* [WORK TASK]:
Every line of the material is to be given again exactly.

* [LISTED RECORDS]:
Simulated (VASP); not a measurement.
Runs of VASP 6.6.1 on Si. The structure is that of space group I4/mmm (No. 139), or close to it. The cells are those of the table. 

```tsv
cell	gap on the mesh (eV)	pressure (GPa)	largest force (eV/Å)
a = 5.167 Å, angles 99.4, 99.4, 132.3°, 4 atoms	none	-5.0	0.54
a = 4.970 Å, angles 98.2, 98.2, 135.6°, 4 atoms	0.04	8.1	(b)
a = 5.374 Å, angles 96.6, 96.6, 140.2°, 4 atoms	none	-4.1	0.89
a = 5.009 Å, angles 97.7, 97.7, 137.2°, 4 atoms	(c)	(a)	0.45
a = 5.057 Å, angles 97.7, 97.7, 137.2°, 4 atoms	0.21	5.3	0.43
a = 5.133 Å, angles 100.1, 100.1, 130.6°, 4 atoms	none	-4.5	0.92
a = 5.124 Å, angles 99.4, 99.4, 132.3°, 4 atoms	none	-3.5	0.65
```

* [WRITTEN ANSWER]:
Simulated (VASP); not a measurement.
Runs of VASP 6.6.1 on Si. The structure is that of space group I4/mmm (No. 139), or close to it. The cells are those of the table. 

```tsv
cell	gap on the mesh (eV)	pressure (GPa)	largest force (eV/Å)
a = 5.167 Å, angles 99.4, 99.4, 132.3°, 4 atoms	none	-5.0	0.54
a = 4.970 Å, angles 98.2, 98.2, 135.6°, 4 atoms	0.04	8.1	(b)
a = 5.374 Å, angles 96.6, 96.6, 140.2°, 4 atoms	none	-4.1	0.89
a = 5.009 Å, angles 97.7, 97.7, 137.2°, 4 atoms	(c)	(a)	0.45
a = 5.057 Å, angles 97.7, 97.7, 137.2°, 4 atoms	0.21	5.3	0.43
a = 5.133 Å, angles 100.1, 100.1, 130.6°, 4 atoms	none	-4.5	0.92
a = 5.124 Å, angles 99.4, 99.4, 132.3°, 4 atoms	none	-3.5	0.65
```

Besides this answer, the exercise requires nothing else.